○ ○ ○ ○ ○ ○ ○

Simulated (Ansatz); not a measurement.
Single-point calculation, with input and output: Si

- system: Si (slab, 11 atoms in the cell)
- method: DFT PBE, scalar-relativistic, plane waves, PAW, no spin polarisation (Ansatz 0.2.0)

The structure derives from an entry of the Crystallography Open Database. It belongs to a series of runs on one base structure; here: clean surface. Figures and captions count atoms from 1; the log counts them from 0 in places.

○ ○ ○ ○ ○ ○ ○

Work task -
Reproduce all the data word for word.

Response box -
Simulated (Ansatz); not a measurement.
Single-point calculation, with input and output: Si

- system: Si (slab, 11 atoms in the cell)
- method: DFT PBE, scalar-relativistic, plane waves, PAW, no spin polarisation (Ansatz 0.2.0)

The structure derives from an entry of the Crystallography Open Database. It belongs to a series of runs on one base structure; here: clean surface. Figures and captions count atoms from 1; the log counts them from 0 in places.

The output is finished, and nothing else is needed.